§ **BRIEF**
Out of the material that follows, write out exactly the lines from the line with "FePt (L1₀ or" to the line with "A: V₀ = 14.02", both ends included, and no others.

───── GIVEN INFORMATION

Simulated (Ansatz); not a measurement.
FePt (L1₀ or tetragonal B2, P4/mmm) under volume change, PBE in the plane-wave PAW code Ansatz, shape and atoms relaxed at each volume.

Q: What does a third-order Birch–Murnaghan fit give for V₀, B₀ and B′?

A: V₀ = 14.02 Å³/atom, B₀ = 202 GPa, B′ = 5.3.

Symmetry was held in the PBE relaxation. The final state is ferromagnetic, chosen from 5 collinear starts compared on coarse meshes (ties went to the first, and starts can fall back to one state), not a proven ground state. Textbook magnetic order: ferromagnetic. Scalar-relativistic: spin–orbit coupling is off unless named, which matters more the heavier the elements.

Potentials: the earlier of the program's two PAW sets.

──────────

§ **RESPONSE BOX**
FePt (L1₀ or tetragonal B2, P4/mmm) under volume change, PBE in the plane-wave PAW code Ansatz, shape and atoms relaxed at each volume.

Q: What does a third-order Birch–Murnaghan fit give for V₀, B₀ and B′?

A: V₀ = 14.02 Å³/atom, B₀ = 202 GPa, B′ = 5.3.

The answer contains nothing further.